ASSIGNED TASK: Every line of the material is to be set down again without any change.

■ ■ ■

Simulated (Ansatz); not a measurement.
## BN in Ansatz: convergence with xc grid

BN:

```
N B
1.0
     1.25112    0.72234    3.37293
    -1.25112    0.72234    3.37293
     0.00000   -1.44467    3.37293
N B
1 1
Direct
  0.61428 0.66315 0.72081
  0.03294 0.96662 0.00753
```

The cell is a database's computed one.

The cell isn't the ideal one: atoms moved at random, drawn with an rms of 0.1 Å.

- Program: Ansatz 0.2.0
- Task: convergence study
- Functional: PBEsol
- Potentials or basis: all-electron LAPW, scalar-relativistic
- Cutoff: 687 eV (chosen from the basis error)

■ ■ ■

TASK SOLUTION:
Simulated (Ansatz); not a measurement.
## BN in Ansatz: convergence with xc grid

BN:

```
N B
1.0
     1.25112    0.72234    3.37293
    -1.25112    0.72234    3.37293
     0.00000   -1.44467    3.37293
N B
1 1
Direct
  0.61428 0.66315 0.72081
  0.03294 0.96662 0.00753
```

The cell is a database's computed one.

The cell isn't the ideal one: atoms moved at random, drawn with an rms of 0.1 Å.

- Program: Ansatz 0.2.0
- Task: convergence study
- Functional: PBEsol
- Potentials or basis: all-electron LAPW, scalar-relativistic
- Cutoff: 687 eV (chosen from the basis error)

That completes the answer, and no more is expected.